REQUIRED ACTION :: Of the lines listed below, return exactly those that run from the line containing "the same quantities?" through the line containing "Site moments also", both included.

DATA LISTING ::
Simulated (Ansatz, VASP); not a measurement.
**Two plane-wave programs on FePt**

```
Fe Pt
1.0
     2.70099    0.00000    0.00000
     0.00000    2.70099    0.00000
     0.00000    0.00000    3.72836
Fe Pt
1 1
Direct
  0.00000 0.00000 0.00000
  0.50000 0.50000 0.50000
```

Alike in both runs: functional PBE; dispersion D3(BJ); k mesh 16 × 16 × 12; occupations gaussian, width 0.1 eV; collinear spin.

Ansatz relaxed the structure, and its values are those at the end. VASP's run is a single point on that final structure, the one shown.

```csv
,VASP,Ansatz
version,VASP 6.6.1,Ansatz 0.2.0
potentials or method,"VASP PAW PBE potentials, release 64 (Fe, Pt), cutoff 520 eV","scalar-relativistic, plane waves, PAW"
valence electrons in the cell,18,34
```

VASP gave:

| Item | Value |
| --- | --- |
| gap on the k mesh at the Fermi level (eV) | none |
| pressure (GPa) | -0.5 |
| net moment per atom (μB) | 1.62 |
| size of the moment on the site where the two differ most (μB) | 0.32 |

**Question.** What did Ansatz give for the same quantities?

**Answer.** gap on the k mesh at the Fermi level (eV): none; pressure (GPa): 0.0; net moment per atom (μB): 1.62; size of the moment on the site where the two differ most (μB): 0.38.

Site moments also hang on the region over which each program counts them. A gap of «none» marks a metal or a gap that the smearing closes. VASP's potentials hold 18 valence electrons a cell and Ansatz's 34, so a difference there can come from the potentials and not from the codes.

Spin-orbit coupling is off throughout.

ANSWER AREA ::
**Question.** What did Ansatz give for the same quantities?

**Answer.** gap on the k mesh at the Fermi level (eV): none; pressure (GPa): 0.0; net moment per atom (μB): 1.62; size of the moment on the site where the two differ most (μB): 0.38.

Site moments also hang on the region over which each program counts them. A gap of «none» marks a metal or a gap that the smearing closes. VASP's potentials hold 18 valence electrons a cell and Ansatz's 34, so a difference there can come from the potentials and not from the codes.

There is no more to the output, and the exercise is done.